Return each line exactly as written. Begin with the first line of the entries and end with the line that has "width 0.05 eV |".

--- EXCERPTED RECORDS Enclosed Below ---
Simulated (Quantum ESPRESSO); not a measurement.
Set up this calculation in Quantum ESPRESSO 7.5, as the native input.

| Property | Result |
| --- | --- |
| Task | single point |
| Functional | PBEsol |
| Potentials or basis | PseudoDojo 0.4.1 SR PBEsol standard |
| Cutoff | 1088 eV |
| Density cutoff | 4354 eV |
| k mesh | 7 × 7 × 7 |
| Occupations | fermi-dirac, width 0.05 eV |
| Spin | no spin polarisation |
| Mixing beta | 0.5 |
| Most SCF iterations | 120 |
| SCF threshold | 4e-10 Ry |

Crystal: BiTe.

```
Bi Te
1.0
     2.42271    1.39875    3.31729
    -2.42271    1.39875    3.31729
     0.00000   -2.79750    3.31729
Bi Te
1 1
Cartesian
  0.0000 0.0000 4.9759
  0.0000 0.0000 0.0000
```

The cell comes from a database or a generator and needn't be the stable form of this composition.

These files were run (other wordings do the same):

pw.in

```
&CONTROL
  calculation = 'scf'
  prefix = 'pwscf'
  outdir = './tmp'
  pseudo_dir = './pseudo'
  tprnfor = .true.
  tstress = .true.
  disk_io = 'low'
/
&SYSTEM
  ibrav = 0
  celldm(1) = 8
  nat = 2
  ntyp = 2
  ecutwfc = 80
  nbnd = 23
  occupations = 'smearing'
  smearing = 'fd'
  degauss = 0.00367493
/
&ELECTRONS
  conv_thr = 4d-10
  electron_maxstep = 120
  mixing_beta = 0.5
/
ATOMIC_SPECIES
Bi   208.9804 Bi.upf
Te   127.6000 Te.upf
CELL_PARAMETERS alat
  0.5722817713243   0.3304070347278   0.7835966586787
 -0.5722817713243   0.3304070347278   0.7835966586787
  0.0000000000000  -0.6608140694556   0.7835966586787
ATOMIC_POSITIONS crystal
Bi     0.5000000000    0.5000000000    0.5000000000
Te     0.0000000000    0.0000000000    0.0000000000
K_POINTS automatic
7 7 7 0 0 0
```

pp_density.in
--- End of Enclosed EXCERPTED RECORDS ---

WRITTEN ANSWER:
Simulated (Quantum ESPRESSO); not a measurement.
Set up this calculation in Quantum ESPRESSO 7.5, as the native input.

| Property | Result |
| --- | --- |
| Task | single point |
| Functional | PBEsol |
| Potentials or basis | PseudoDojo 0.4.1 SR PBEsol standard |
| Cutoff | 1088 eV |
| Density cutoff | 4354 eV |
| k mesh | 7 × 7 × 7 |
| Occupations | fermi-dirac, width 0.05 eV |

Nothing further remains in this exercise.